• [DATA RECORDS]
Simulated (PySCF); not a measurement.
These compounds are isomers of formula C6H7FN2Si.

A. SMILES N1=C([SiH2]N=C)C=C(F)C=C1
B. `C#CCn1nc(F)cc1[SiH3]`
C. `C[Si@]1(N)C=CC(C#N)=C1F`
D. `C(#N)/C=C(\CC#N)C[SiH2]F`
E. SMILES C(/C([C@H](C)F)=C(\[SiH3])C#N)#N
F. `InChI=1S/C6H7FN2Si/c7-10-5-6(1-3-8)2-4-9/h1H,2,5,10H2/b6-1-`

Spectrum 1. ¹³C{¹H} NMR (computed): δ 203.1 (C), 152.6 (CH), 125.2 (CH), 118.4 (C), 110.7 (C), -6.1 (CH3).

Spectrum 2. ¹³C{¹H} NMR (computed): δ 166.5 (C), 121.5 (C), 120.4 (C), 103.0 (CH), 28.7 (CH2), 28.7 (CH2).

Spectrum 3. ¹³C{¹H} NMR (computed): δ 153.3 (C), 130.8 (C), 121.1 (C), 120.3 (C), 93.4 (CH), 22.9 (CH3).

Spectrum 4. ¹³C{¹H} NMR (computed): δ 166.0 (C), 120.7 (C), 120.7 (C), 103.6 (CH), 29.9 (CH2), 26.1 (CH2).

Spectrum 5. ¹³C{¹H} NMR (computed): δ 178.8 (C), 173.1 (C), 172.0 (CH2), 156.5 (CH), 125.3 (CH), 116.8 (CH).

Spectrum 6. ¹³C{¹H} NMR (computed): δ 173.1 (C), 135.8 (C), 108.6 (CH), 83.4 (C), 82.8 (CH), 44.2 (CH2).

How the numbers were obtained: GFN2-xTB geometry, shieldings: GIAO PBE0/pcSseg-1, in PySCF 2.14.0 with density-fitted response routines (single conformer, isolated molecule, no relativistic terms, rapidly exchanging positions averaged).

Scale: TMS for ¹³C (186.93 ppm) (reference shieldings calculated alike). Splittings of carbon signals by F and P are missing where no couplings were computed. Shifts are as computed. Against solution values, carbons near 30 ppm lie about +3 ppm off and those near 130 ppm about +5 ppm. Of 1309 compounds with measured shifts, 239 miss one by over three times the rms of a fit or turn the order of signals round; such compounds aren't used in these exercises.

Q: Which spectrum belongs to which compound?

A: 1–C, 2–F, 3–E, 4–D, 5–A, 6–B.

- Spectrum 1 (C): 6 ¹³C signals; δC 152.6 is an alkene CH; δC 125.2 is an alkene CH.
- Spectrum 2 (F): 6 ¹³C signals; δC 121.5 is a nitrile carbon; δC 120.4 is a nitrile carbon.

• [WORK REQUEST] What you give back must be the stretch above, starting at the line with "(CH), 22.9 (CH3)." and ending at the line with "How the numbers", copied exactly.

• [YOUR RESPONSE]
Spectrum 3. ¹³C{¹H} NMR (computed): δ 153.3 (C), 130.8 (C), 121.1 (C), 120.3 (C), 93.4 (CH), 22.9 (CH3).

Spectrum 4. ¹³C{¹H} NMR (computed): δ 166.0 (C), 120.7 (C), 120.7 (C), 103.6 (CH), 29.9 (CH2), 26.1 (CH2).

Spectrum 5. ¹³C{¹H} NMR (computed): δ 178.8 (C), 173.1 (C), 172.0 (CH2), 156.5 (CH), 125.3 (CH), 116.8 (CH).

Spectrum 6. ¹³C{¹H} NMR (computed): δ 173.1 (C), 135.8 (C), 108.6 (CH), 83.4 (C), 82.8 (CH), 44.2 (CH2).

How the numbers were obtained: GFN2-xTB geometry, shieldings: GIAO PBE0/pcSseg-1, in PySCF 2.14.0 with density-fitted response routines (single conformer, isolated molecule, no relativistic terms, rapidly exchanging positions averaged).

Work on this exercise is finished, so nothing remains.